▸ **Brief**: What is wanted is every record, duplicated word for word.

▸ **Record extracts**:
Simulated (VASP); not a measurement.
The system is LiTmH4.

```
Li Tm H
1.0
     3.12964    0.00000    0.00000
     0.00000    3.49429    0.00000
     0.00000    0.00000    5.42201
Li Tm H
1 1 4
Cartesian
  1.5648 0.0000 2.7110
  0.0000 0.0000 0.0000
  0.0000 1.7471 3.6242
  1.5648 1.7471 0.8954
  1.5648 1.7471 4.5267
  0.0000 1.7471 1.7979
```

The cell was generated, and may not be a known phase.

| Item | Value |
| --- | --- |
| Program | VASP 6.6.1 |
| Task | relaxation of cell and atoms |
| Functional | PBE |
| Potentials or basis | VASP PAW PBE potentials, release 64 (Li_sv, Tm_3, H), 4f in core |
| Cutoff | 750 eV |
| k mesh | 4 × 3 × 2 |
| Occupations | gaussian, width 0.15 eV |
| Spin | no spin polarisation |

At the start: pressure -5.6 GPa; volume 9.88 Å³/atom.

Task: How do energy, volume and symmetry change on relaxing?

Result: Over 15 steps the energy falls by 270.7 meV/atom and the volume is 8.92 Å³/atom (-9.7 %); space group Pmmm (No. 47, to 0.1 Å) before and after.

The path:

▸ **Exercise result**:
Simulated (VASP); not a measurement.
The system is LiTmH4.

```
Li Tm H
1.0
     3.12964    0.00000    0.00000
     0.00000    3.49429    0.00000
     0.00000    0.00000    5.42201
Li Tm H
1 1 4
Cartesian
  1.5648 0.0000 2.7110
  0.0000 0.0000 0.0000
  0.0000 1.7471 3.6242
  1.5648 1.7471 0.8954
  1.5648 1.7471 4.5267
  0.0000 1.7471 1.7979
```

The cell was generated, and may not be a known phase.

| Item | Value |
| --- | --- |
| Program | VASP 6.6.1 |
| Task | relaxation of cell and atoms |
| Functional | PBE |
| Potentials or basis | VASP PAW PBE potentials, release 64 (Li_sv, Tm_3, H), 4f in core |
| Cutoff | 750 eV |
| k mesh | 4 × 3 × 2 |
| Occupations | gaussian, width 0.15 eV |
| Spin | no spin polarisation |

At the start: pressure -5.6 GPa; volume 9.88 Å³/atom.

Task: How do energy, volume and symmetry change on relaxing?

Result: Over 15 steps the energy falls by 270.7 meV/atom and the volume is 8.92 Å³/atom (-9.7 %); space group Pmmm (No. 47, to 0.1 Å) before and after.

The path:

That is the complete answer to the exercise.